========================================

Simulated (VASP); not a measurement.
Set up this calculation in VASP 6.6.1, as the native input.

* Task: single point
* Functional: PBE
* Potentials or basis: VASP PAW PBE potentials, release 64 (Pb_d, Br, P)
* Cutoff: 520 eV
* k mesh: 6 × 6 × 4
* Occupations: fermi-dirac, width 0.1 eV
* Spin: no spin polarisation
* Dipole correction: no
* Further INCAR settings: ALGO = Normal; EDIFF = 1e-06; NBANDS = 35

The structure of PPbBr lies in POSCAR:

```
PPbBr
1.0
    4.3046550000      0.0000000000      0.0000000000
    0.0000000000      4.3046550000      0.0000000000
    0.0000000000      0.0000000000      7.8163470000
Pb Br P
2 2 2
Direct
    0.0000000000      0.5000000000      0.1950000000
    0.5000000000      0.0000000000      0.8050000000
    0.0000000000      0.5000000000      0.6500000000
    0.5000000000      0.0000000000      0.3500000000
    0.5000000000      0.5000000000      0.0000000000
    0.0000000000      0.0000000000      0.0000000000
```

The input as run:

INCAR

========================================

WORK ITEM: Above are the entries; return each one exactly.

RESPONSE BOX:
Simulated (VASP); not a measurement.
Set up this calculation in VASP 6.6.1, as the native input.

* Task: single point
* Functional: PBE
* Potentials or basis: VASP PAW PBE potentials, release 64 (Pb_d, Br, P)
* Cutoff: 520 eV
* k mesh: 6 × 6 × 4
* Occupations: fermi-dirac, width 0.1 eV
* Spin: no spin polarisation
* Dipole correction: no
* Further INCAR settings: ALGO = Normal; EDIFF = 1e-06; NBANDS = 35

The structure of PPbBr lies in POSCAR:

```
PPbBr
1.0
    4.3046550000      0.0000000000      0.0000000000
    0.0000000000      4.3046550000      0.0000000000
    0.0000000000      0.0000000000      7.8163470000
Pb Br P
2 2 2
Direct
    0.0000000000      0.5000000000      0.1950000000
    0.5000000000      0.0000000000      0.8050000000
    0.0000000000      0.5000000000      0.6500000000
    0.5000000000      0.0000000000      0.3500000000
    0.5000000000      0.5000000000      0.0000000000
    0.0000000000      0.0000000000      0.0000000000
```

The input as run:

INCAR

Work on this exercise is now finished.